## BRIEF
Write out the full listing below exactly as given.

## DATA EXCERPTS
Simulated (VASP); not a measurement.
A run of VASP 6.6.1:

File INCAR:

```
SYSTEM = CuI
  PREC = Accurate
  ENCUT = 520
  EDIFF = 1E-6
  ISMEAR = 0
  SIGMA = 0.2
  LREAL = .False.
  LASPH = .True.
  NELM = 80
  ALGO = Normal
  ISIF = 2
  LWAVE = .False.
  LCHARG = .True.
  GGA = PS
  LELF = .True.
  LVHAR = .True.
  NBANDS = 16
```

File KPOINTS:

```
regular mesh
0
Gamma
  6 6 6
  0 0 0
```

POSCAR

## TASK SOLUTION
Simulated (VASP); not a measurement.
A run of VASP 6.6.1:

File INCAR:

```
SYSTEM = CuI
  PREC = Accurate
  ENCUT = 520
  EDIFF = 1E-6
  ISMEAR = 0
  SIGMA = 0.2
  LREAL = .False.
  LASPH = .True.
  NELM = 80
  ALGO = Normal
  ISIF = 2
  LWAVE = .False.
  LCHARG = .True.
  GGA = PS
  LELF = .True.
  LVHAR = .True.
  NBANDS = 16
```

File KPOINTS:

```
regular mesh
0
Gamma
  6 6 6
  0 0 0
```

POSCAR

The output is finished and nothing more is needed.